******

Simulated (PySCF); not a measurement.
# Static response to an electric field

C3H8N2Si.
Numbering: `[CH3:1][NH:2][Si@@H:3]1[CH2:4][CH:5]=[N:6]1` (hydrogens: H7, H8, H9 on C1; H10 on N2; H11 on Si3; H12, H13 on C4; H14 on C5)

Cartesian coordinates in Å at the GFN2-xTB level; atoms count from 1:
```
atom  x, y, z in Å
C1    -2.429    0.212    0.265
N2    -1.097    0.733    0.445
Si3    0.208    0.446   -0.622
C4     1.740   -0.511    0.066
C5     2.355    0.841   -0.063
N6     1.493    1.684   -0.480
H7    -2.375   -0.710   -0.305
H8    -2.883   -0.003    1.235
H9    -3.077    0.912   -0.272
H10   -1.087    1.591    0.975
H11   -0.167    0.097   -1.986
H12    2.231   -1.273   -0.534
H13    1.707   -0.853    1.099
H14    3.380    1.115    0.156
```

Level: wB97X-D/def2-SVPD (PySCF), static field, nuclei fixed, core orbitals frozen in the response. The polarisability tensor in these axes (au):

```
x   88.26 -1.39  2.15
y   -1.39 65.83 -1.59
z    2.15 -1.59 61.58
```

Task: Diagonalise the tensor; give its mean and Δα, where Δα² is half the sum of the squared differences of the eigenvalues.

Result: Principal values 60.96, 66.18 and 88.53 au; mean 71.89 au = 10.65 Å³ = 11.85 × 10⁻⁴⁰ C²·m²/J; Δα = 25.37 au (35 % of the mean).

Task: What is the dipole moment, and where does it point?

******

Stop at the line containing "Task: Diagonalise the". Please print exactly every line before it from the start of the records, plus that line itself, and nothing else.

Simulated (PySCF); not a measurement.
# Static response to an electric field

C3H8N2Si.
Numbering: `[CH3:1][NH:2][Si@@H:3]1[CH2:4][CH:5]=[N:6]1` (hydrogens: H7, H8, H9 on C1; H10 on N2; H11 on Si3; H12, H13 on C4; H14 on C5)

Cartesian coordinates in Å at the GFN2-xTB level; atoms count from 1:
```
atom  x, y, z in Å
C1    -2.429    0.212    0.265
N2    -1.097    0.733    0.445
Si3    0.208    0.446   -0.622
C4     1.740   -0.511    0.066
C5     2.355    0.841   -0.063
N6     1.493    1.684   -0.480
H7    -2.375   -0.710   -0.305
H8    -2.883   -0.003    1.235
H9    -3.077    0.912   -0.272
H10   -1.087    1.591    0.975
H11   -0.167    0.097   -1.986
H12    2.231   -1.273   -0.534
H13    1.707   -0.853    1.099
H14    3.380    1.115    0.156
```

Level: wB97X-D/def2-SVPD (PySCF), static field, nuclei fixed, core orbitals frozen in the response. The polarisability tensor in these axes (au):

```
x   88.26 -1.39  2.15
y   -1.39 65.83 -1.59
z    2.15 -1.59 61.58
```

Task: Diagonalise the tensor; give its mean and Δα, where Δα² is half the sum of the squared differences of the eigenvalues.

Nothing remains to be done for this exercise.